*Action item*:
A line containing "mesh | 8 × 8 × 2 |" appears in the material below. Return exactly every line from the first through that one, and only those.

*Information shown*:
============================================================

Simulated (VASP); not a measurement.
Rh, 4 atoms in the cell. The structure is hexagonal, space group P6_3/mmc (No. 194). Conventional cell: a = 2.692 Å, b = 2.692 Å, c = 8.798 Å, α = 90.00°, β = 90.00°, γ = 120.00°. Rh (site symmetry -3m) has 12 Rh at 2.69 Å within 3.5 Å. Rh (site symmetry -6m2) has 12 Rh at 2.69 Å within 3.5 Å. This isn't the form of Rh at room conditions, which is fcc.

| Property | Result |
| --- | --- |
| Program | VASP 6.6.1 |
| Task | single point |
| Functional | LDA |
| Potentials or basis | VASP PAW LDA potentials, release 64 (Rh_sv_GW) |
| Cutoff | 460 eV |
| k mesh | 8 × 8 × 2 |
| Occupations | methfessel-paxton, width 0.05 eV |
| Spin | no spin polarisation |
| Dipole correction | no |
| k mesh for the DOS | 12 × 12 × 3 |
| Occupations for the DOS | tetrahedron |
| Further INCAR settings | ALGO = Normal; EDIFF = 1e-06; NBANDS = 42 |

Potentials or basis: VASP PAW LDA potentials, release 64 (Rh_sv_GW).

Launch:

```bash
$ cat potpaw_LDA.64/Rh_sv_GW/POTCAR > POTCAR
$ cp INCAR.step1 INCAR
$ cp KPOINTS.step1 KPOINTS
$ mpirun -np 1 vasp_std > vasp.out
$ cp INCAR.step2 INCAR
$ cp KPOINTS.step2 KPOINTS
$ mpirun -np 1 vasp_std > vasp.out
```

============================================================

*Written reply*:
Simulated (VASP); not a measurement.
Rh, 4 atoms in the cell. The structure is hexagonal, space group P6_3/mmc (No. 194). Conventional cell: a = 2.692 Å, b = 2.692 Å, c = 8.798 Å, α = 90.00°, β = 90.00°, γ = 120.00°. Rh (site symmetry -3m) has 12 Rh at 2.69 Å within 3.5 Å. Rh (site symmetry -6m2) has 12 Rh at 2.69 Å within 3.5 Å. This isn't the form of Rh at room conditions, which is fcc.

| Property | Result |
| --- | --- |
| Program | VASP 6.6.1 |
| Task | single point |
| Functional | LDA |
| Potentials or basis | VASP PAW LDA potentials, release 64 (Rh_sv_GW) |
| Cutoff | 460 eV |
| k mesh | 8 × 8 × 2 |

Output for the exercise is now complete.